* [ACTION ITEM]:
The data must be returned exactly. No line may be left out.

* [DATA PROVIDED]:
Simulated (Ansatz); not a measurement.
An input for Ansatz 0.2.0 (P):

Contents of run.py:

* [ANSWER SPACE]:
Simulated (Ansatz); not a measurement.
An input for Ansatz 0.2.0 (P):

Contents of run.py:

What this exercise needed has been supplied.